Work task | All lines before the one containing "direct at Γ.", plus that line itself, are to be printed exactly as they appear below.

Provided information |
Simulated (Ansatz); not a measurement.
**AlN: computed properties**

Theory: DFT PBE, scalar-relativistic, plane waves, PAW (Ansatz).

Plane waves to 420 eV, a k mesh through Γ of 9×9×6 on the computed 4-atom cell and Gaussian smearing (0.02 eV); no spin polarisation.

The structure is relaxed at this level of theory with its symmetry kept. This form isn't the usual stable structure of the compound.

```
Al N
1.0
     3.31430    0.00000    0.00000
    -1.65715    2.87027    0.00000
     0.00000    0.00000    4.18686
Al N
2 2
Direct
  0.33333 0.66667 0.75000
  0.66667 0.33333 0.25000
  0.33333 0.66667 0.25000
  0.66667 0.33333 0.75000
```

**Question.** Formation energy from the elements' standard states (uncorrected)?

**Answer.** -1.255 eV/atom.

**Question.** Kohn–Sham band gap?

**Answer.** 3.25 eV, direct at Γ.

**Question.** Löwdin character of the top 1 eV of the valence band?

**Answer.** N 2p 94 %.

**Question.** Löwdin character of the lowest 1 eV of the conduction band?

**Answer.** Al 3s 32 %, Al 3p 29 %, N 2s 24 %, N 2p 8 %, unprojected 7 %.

Task response |
Simulated (Ansatz); not a measurement.
**AlN: computed properties**

Theory: DFT PBE, scalar-relativistic, plane waves, PAW (Ansatz).

Plane waves to 420 eV, a k mesh through Γ of 9×9×6 on the computed 4-atom cell and Gaussian smearing (0.02 eV); no spin polarisation.

The structure is relaxed at this level of theory with its symmetry kept. This form isn't the usual stable structure of the compound.

```
Al N
1.0
     3.31430    0.00000    0.00000
    -1.65715    2.87027    0.00000
     0.00000    0.00000    4.18686
Al N
2 2
Direct
  0.33333 0.66667 0.75000
  0.66667 0.33333 0.25000
  0.33333 0.66667 0.25000
  0.66667 0.33333 0.75000
```

**Question.** Formation energy from the elements' standard states (uncorrected)?

**Answer.** -1.255 eV/atom.

**Question.** Kohn–Sham band gap?

**Answer.** 3.25 eV, direct at Γ.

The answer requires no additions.